• [Extracted data]:
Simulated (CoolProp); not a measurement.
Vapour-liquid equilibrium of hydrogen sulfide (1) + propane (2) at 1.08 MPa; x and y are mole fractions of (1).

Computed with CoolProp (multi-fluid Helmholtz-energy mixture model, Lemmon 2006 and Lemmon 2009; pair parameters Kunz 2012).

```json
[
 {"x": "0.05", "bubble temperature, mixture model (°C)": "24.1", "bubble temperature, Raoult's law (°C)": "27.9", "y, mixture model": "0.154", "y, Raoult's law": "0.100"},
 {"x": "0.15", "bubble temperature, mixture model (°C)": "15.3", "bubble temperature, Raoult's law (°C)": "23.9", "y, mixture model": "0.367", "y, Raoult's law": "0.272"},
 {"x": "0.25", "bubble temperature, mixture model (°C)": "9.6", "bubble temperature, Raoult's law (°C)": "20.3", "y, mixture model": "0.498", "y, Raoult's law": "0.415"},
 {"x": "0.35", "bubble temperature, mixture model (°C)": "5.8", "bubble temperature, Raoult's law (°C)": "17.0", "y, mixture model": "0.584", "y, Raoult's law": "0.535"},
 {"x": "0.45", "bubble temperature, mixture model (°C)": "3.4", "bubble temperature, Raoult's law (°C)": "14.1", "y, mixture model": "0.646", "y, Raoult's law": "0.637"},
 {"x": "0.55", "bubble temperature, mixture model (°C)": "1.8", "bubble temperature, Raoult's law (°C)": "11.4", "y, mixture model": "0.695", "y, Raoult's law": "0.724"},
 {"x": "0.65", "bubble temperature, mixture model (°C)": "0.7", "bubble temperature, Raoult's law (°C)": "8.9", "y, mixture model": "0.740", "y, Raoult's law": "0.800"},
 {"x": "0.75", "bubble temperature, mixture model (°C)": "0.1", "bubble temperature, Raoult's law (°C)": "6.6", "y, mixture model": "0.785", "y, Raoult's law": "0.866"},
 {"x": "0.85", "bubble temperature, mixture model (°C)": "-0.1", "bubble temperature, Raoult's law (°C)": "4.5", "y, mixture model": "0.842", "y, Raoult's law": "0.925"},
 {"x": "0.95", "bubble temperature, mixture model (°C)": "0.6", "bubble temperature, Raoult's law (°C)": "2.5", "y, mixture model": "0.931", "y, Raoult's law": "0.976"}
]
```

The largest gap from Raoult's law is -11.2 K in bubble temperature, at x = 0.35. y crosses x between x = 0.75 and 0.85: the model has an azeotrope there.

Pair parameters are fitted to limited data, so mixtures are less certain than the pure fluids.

• [Exercise]:
Take the lines above from the first through the one containing "Vapour-liquid equilibrium of" and reproduce them exactly; include nothing else.

• [Exercise output]:
Simulated (CoolProp); not a measurement.
Vapour-liquid equilibrium of hydrogen sulfide (1) + propane (2) at 1.08 MPa; x and y are mole fractions of (1).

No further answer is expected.